REQUIRED ACTION:
Write out, please, the lines from the beginning of the material to the line with "-0.03; NSW = 80 |", including both ends and nothing else.

EXCERPTED RECORDS:
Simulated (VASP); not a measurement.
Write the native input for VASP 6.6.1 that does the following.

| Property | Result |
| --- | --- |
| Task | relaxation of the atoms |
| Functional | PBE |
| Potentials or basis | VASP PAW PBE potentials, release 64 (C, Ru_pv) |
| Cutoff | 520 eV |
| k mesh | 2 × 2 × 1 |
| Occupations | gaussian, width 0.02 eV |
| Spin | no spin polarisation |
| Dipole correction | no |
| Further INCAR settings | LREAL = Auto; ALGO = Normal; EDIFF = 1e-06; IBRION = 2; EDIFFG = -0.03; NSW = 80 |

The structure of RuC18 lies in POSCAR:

TASK SOLUTION:
Simulated (VASP); not a measurement.
Write the native input for VASP 6.6.1 that does the following.

| Property | Result |
| --- | --- |
| Task | relaxation of the atoms |
| Functional | PBE |
| Potentials or basis | VASP PAW PBE potentials, release 64 (C, Ru_pv) |
| Cutoff | 520 eV |
| k mesh | 2 × 2 × 1 |
| Occupations | gaussian, width 0.02 eV |
| Spin | no spin polarisation |
| Dipole correction | no |
| Further INCAR settings | LREAL = Auto; ALGO = Normal; EDIFF = 1e-06; IBRION = 2; EDIFFG = -0.03; NSW = 80 |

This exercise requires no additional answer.